Work request » Set the listing down once more, exactly as given.

Material shown »
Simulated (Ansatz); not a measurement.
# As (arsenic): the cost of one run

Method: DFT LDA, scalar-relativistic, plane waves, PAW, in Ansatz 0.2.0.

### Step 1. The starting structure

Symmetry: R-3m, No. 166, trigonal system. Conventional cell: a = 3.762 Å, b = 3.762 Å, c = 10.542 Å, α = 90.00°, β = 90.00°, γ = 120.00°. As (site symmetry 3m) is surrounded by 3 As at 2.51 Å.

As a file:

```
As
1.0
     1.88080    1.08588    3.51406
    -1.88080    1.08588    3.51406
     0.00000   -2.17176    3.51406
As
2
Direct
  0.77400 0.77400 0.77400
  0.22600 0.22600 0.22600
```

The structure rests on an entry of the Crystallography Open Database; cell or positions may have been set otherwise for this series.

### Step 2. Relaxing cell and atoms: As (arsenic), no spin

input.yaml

Answer box »
Simulated (Ansatz); not a measurement.
# As (arsenic): the cost of one run

Method: DFT LDA, scalar-relativistic, plane waves, PAW, in Ansatz 0.2.0.

### Step 1. The starting structure

Symmetry: R-3m, No. 166, trigonal system. Conventional cell: a = 3.762 Å, b = 3.762 Å, c = 10.542 Å, α = 90.00°, β = 90.00°, γ = 120.00°. As (site symmetry 3m) is surrounded by 3 As at 2.51 Å.

As a file:

```
As
1.0
     1.88080    1.08588    3.51406
    -1.88080    1.08588    3.51406
     0.00000   -2.17176    3.51406
As
2
Direct
  0.77400 0.77400 0.77400
  0.22600 0.22600 0.22600
```

The structure rests on an entry of the Crystallography Open Database; cell or positions may have been set otherwise for this series.

### Step 2. Relaxing cell and atoms: As (arsenic), no spin

input.yaml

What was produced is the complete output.